Going from the top of the data below, give again each line through the one containing "Theory: DFT, PBE, all-electron", both ends kept.

- Opening Delimiter -

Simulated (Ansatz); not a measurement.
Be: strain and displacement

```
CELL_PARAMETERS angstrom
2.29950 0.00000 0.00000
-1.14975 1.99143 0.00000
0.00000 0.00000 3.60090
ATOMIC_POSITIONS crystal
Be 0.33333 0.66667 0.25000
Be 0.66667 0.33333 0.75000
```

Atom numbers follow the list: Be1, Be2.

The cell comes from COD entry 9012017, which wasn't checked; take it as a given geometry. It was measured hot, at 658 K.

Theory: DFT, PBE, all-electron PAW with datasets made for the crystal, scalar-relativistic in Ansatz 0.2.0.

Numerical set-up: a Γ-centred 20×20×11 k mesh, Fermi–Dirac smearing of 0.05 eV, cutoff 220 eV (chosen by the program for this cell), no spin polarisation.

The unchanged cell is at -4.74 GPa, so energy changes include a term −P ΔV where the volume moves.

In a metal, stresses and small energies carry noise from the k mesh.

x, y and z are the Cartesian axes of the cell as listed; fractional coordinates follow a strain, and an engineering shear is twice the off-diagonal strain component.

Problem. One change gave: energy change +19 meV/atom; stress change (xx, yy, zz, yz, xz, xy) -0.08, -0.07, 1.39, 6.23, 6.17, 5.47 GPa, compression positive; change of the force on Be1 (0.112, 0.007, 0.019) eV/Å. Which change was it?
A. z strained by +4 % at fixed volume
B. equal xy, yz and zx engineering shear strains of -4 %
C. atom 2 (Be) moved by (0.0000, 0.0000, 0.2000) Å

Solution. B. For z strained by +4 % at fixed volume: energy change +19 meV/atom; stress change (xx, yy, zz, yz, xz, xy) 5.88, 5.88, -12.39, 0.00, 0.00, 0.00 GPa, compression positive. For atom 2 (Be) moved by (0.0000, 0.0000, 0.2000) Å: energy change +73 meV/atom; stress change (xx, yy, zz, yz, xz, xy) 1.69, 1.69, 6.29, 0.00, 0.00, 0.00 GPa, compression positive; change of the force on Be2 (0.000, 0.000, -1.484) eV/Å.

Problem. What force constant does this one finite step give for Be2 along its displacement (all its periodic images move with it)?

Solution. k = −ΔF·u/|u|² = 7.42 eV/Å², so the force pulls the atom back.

- Closing Delimiter -

> Task response
Simulated (Ansatz); not a measurement.
Be: strain and displacement

```
CELL_PARAMETERS angstrom
2.29950 0.00000 0.00000
-1.14975 1.99143 0.00000
0.00000 0.00000 3.60090
ATOMIC_POSITIONS crystal
Be 0.33333 0.66667 0.25000
Be 0.66667 0.33333 0.75000
```

Atom numbers follow the list: Be1, Be2.

The cell comes from COD entry 9012017, which wasn't checked; take it as a given geometry. It was measured hot, at 658 K.

Theory: DFT, PBE, all-electron PAW with datasets made for the crystal, scalar-relativistic in Ansatz 0.2.0.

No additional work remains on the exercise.